**Work item:** For the entries below, repeat exactly each line starting with the one that contains "A: Within 0.1" and going on through the one that contains "1.40 | 4.64 |", and no others.

**Extracted information:**
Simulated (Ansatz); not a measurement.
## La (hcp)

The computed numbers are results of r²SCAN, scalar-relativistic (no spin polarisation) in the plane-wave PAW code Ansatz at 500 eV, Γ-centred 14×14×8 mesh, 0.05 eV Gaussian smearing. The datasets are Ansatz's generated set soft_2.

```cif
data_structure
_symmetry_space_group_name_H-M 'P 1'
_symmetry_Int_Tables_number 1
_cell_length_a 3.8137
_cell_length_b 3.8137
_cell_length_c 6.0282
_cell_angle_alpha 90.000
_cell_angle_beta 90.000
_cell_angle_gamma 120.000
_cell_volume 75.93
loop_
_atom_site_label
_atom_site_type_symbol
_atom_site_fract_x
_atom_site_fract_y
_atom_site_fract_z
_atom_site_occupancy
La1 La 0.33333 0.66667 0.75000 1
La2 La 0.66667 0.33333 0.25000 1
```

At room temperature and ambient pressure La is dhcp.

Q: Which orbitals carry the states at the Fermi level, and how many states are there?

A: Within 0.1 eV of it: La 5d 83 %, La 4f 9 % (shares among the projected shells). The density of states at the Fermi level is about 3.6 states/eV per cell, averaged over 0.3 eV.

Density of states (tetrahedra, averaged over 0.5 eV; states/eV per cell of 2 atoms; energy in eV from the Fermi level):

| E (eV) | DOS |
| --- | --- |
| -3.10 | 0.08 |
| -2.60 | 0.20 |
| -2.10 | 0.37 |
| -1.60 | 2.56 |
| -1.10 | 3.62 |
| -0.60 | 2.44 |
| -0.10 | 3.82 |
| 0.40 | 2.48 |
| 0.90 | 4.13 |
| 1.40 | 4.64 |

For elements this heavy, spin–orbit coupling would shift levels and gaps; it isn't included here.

**Your solution:**
A: Within 0.1 eV of it: La 5d 83 %, La 4f 9 % (shares among the projected shells). The density of states at the Fermi level is about 3.6 states/eV per cell, averaged over 0.3 eV.

Density of states (tetrahedra, averaged over 0.5 eV; states/eV per cell of 2 atoms; energy in eV from the Fermi level):

| E (eV) | DOS |
| --- | --- |
| -3.10 | 0.08 |
| -2.60 | 0.20 |
| -2.10 | 0.37 |
| -1.60 | 2.56 |
| -1.10 | 3.62 |
| -0.60 | 2.44 |
| -0.10 | 3.82 |
| 0.40 | 2.48 |
| 0.90 | 4.13 |
| 1.40 | 4.64 |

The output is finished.